Work task:
For this exercise, reproduce the entries below exactly, but only from the line containing "An isothermal plug-flow" through the line containing "the exit**: 0.877", both included.

Provided records:
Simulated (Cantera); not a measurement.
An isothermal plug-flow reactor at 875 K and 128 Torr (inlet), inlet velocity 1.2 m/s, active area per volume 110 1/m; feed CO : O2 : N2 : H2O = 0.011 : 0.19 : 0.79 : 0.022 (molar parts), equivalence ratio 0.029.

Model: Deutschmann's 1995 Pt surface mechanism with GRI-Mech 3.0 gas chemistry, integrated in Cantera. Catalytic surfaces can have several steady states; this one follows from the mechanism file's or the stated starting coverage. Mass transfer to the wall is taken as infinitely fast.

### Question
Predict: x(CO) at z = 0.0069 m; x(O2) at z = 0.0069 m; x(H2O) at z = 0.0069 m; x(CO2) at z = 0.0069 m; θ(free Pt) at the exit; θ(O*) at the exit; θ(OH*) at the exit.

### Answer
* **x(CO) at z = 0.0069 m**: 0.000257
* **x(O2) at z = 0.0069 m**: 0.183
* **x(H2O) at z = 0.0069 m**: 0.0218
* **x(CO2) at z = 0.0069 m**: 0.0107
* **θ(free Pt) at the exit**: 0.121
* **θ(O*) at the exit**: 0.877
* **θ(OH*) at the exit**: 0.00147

Answer section:
An isothermal plug-flow reactor at 875 K and 128 Torr (inlet), inlet velocity 1.2 m/s, active area per volume 110 1/m; feed CO : O2 : N2 : H2O = 0.011 : 0.19 : 0.79 : 0.022 (molar parts), equivalence ratio 0.029.

Model: Deutschmann's 1995 Pt surface mechanism with GRI-Mech 3.0 gas chemistry, integrated in Cantera. Catalytic surfaces can have several steady states; this one follows from the mechanism file's or the stated starting coverage. Mass transfer to the wall is taken as infinitely fast.

### Question
Predict: x(CO) at z = 0.0069 m; x(O2) at z = 0.0069 m; x(H2O) at z = 0.0069 m; x(CO2) at z = 0.0069 m; θ(free Pt) at the exit; θ(O*) at the exit; θ(OH*) at the exit.

### Answer
* **x(CO) at z = 0.0069 m**: 0.000257
* **x(O2) at z = 0.0069 m**: 0.183
* **x(H2O) at z = 0.0069 m**: 0.0218
* **x(CO2) at z = 0.0069 m**: 0.0107
* **θ(free Pt) at the exit**: 0.121
* **θ(O*) at the exit**: 0.877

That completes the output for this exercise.